START SOURCE INFORMATION

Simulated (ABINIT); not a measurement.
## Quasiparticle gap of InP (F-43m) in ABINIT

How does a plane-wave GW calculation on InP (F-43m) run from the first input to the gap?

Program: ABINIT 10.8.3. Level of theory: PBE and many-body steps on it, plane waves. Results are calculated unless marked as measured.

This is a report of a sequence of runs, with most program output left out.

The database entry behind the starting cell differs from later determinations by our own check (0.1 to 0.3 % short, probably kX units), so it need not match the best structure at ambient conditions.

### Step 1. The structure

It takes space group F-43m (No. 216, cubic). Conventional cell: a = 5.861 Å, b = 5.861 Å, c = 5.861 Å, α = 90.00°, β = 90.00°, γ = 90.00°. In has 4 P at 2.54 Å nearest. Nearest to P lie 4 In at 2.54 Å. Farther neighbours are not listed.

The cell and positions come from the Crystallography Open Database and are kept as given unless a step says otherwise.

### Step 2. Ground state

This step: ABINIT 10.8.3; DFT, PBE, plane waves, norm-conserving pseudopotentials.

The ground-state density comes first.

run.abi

END SOURCE INFORMATION

> [EXERCISE] Return the entries above, every line intact.

> [ANSWER BOX]
Simulated (ABINIT); not a measurement.
## Quasiparticle gap of InP (F-43m) in ABINIT

How does a plane-wave GW calculation on InP (F-43m) run from the first input to the gap?

Program: ABINIT 10.8.3. Level of theory: PBE and many-body steps on it, plane waves. Results are calculated unless marked as measured.

This is a report of a sequence of runs, with most program output left out.

The database entry behind the starting cell differs from later determinations by our own check (0.1 to 0.3 % short, probably kX units), so it need not match the best structure at ambient conditions.

### Step 1. The structure

It takes space group F-43m (No. 216, cubic). Conventional cell: a = 5.861 Å, b = 5.861 Å, c = 5.861 Å, α = 90.00°, β = 90.00°, γ = 90.00°. In has 4 P at 2.54 Å nearest. Nearest to P lie 4 In at 2.54 Å. Farther neighbours are not listed.

The cell and positions come from the Crystallography Open Database and are kept as given unless a step says otherwise.

### Step 2. Ground state

This step: ABINIT 10.8.3; DFT, PBE, plane waves, norm-conserving pseudopotentials.

The ground-state density comes first.

run.abi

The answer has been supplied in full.